######
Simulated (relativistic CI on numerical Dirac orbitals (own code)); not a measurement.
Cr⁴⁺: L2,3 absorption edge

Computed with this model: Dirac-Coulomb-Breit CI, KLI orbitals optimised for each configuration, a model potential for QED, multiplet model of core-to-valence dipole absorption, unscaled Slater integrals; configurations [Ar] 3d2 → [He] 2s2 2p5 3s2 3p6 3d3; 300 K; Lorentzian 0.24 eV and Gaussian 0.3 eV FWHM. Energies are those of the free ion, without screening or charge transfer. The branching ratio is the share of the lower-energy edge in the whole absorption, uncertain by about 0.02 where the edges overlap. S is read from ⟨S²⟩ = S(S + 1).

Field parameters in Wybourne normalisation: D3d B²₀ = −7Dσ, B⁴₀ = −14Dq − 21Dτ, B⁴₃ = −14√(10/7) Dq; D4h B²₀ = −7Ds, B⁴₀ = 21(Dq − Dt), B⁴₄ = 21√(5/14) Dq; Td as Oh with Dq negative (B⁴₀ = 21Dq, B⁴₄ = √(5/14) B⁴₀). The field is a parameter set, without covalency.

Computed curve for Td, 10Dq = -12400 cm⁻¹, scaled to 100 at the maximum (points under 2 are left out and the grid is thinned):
######

* WORK ORDER: The records above are to be restated word for word, in full.

* TASK RESPONSE:
Simulated (relativistic CI on numerical Dirac orbitals (own code)); not a measurement.
Cr⁴⁺: L2,3 absorption edge

Computed with this model: Dirac-Coulomb-Breit CI, KLI orbitals optimised for each configuration, a model potential for QED, multiplet model of core-to-valence dipole absorption, unscaled Slater integrals; configurations [Ar] 3d2 → [He] 2s2 2p5 3s2 3p6 3d3; 300 K; Lorentzian 0.24 eV and Gaussian 0.3 eV FWHM. Energies are those of the free ion, without screening or charge transfer. The branching ratio is the share of the lower-energy edge in the whole absorption, uncertain by about 0.02 where the edges overlap. S is read from ⟨S²⟩ = S(S + 1).

Field parameters in Wybourne normalisation: D3d B²₀ = −7Dσ, B⁴₀ = −14Dq − 21Dτ, B⁴₃ = −14√(10/7) Dq; D4h B²₀ = −7Ds, B⁴₀ = 21(Dq − Dt), B⁴₄ = 21√(5/14) Dq; Td as Oh with Dq negative (B⁴₀ = 21Dq, B⁴₄ = √(5/14) B⁴₀). The field is a parameter set, without covalency.

Computed curve for Td, 10Dq = -12400 cm⁻¹, scaled to 100 at the maximum (points under 2 are left out and the grid is thinned):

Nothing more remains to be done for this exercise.